● **Records provided**
>>>>
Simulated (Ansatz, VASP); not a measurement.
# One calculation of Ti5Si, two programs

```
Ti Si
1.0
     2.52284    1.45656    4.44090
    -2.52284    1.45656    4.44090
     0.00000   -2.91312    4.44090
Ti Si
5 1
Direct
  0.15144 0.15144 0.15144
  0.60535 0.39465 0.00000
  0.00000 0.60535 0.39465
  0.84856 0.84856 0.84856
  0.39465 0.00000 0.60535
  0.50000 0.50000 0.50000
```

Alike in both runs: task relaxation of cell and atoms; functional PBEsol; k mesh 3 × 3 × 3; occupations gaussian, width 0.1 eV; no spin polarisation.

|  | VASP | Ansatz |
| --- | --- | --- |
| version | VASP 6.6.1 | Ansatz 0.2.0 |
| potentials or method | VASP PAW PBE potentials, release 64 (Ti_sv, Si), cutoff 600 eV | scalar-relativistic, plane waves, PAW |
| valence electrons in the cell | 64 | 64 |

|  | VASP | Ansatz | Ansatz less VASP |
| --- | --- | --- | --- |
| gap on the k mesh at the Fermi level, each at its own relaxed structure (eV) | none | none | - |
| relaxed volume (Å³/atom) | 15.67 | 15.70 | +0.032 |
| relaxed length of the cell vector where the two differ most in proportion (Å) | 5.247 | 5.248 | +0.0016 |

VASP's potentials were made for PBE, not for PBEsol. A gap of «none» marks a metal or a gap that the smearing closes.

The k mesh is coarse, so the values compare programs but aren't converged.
<<<<

● **Work order**
From the first line of the data through the line with "VASP's potentials were", quote each line exactly and add nothing else.

● **Written reply**
Simulated (Ansatz, VASP); not a measurement.
# One calculation of Ti5Si, two programs

```
Ti Si
1.0
     2.52284    1.45656    4.44090
    -2.52284    1.45656    4.44090
     0.00000   -2.91312    4.44090
Ti Si
5 1
Direct
  0.15144 0.15144 0.15144
  0.60535 0.39465 0.00000
  0.00000 0.60535 0.39465
  0.84856 0.84856 0.84856
  0.39465 0.00000 0.60535
  0.50000 0.50000 0.50000
```

Alike in both runs: task relaxation of cell and atoms; functional PBEsol; k mesh 3 × 3 × 3; occupations gaussian, width 0.1 eV; no spin polarisation.

|  | VASP | Ansatz |
| --- | --- | --- |
| version | VASP 6.6.1 | Ansatz 0.2.0 |
| potentials or method | VASP PAW PBE potentials, release 64 (Ti_sv, Si), cutoff 600 eV | scalar-relativistic, plane waves, PAW |
| valence electrons in the cell | 64 | 64 |

|  | VASP | Ansatz | Ansatz less VASP |
| --- | --- | --- | --- |
| gap on the k mesh at the Fermi level, each at its own relaxed structure (eV) | none | none | - |
| relaxed volume (Å³/atom) | 15.67 | 15.70 | +0.032 |
| relaxed length of the cell vector where the two differ most in proportion (Å) | 5.247 | 5.248 | +0.0016 |

VASP's potentials were made for PBE, not for PBEsol. A gap of «none» marks a metal or a gap that the smearing closes.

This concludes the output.